- _Work task_: Output every line from the beginning of the records through the line that contains "Computed with C-PCM-M06-2X/def2-TZVPD", exactly as it appears.

- _Source information_:
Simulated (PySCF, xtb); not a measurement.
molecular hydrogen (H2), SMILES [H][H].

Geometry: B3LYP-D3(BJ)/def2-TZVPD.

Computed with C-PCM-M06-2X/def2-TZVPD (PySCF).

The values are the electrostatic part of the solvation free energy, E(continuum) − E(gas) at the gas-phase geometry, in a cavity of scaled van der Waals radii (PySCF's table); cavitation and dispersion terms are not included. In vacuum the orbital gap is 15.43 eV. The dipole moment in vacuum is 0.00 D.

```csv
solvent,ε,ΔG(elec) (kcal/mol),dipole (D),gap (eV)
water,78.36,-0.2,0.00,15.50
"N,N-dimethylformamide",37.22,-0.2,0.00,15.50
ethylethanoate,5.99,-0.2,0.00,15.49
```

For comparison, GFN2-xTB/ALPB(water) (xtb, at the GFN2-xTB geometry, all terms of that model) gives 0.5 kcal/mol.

- _Task solution_:
Simulated (PySCF, xtb); not a measurement.
molecular hydrogen (H2), SMILES [H][H].

Geometry: B3LYP-D3(BJ)/def2-TZVPD.

Computed with C-PCM-M06-2X/def2-TZVPD (PySCF).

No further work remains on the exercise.